* _Work task_: Exact repetition of every entry is required.

------------------------

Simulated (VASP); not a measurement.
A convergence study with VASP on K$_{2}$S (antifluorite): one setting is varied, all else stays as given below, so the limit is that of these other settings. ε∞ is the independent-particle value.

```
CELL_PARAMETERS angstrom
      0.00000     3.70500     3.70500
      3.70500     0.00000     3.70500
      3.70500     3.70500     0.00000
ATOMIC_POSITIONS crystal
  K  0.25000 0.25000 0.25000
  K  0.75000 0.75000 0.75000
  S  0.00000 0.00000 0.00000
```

------------------------

* _Written answer_:
Simulated (VASP); not a measurement.
A convergence study with VASP on K$_{2}$S (antifluorite): one setting is varied, all else stays as given below, so the limit is that of these other settings. ε∞ is the independent-particle value.

```
CELL_PARAMETERS angstrom
      0.00000     3.70500     3.70500
      3.70500     0.00000     3.70500
      3.70500     3.70500     0.00000
ATOMIC_POSITIONS crystal
  K  0.25000 0.25000 0.25000
  K  0.75000 0.75000 0.75000
  S  0.00000 0.00000 0.00000
```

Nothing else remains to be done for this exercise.